■ ACTIVITY ■
In the listing that follows, locate the line containing "Species: C5H6F2O." and the line containing "H13, H14 on C8)". Retype exactly those two lines and every line between them, and nothing more.

■ SOURCE DATA ■

-.-.-

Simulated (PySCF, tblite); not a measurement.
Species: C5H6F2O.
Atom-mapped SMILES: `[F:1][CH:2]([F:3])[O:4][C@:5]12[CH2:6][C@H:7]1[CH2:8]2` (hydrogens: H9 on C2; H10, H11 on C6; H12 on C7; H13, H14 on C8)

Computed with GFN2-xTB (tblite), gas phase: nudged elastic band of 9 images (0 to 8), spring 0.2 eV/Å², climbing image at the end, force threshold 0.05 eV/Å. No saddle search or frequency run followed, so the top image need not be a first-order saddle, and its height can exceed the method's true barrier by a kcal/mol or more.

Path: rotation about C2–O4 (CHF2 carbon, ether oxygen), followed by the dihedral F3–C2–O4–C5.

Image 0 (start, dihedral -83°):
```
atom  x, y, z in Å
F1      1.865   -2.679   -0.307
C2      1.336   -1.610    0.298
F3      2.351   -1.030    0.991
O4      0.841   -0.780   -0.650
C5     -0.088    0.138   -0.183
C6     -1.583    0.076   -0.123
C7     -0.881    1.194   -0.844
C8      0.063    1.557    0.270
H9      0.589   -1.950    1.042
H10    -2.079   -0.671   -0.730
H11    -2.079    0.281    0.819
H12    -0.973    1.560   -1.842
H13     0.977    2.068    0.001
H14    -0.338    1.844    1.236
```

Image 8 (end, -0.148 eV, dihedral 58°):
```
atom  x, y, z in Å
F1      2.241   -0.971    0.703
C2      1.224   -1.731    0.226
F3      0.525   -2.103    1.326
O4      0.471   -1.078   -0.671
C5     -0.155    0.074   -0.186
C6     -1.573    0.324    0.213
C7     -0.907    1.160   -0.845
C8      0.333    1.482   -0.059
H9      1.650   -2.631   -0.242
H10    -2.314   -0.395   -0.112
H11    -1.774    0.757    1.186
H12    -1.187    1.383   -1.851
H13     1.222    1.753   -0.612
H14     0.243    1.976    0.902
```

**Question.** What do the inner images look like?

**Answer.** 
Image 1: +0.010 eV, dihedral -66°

-.-.-

■ ANSWER AREA ■
Species: C5H6F2O.
Atom-mapped SMILES: `[F:1][CH:2]([F:3])[O:4][C@:5]12[CH2:6][C@H:7]1[CH2:8]2` (hydrogens: H9 on C2; H10, H11 on C6; H12 on C7; H13, H14 on C8)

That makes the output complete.